▶ **WORK ITEM**
Line by line, output the entries below exactly as they appear.

[EXCERPTED RECORDS]

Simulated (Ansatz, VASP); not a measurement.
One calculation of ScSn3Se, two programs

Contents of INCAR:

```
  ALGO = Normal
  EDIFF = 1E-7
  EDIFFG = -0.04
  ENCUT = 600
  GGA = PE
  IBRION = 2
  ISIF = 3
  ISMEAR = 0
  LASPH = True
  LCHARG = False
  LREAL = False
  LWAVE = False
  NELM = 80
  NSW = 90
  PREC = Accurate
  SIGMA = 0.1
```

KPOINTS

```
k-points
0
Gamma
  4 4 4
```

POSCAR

[/EXCERPTED RECORDS]

▶ **ANSWER BOX**
Simulated (Ansatz, VASP); not a measurement.
One calculation of ScSn3Se, two programs

Contents of INCAR:

```
  ALGO = Normal
  EDIFF = 1E-7
  EDIFFG = -0.04
  ENCUT = 600
  GGA = PE
  IBRION = 2
  ISIF = 3
  ISMEAR = 0
  LASPH = True
  LCHARG = False
  LREAL = False
  LWAVE = False
  NELM = 80
  NSW = 90
  PREC = Accurate
  SIGMA = 0.1
```

KPOINTS

```
k-points
0
Gamma
  4 4 4
```

POSCAR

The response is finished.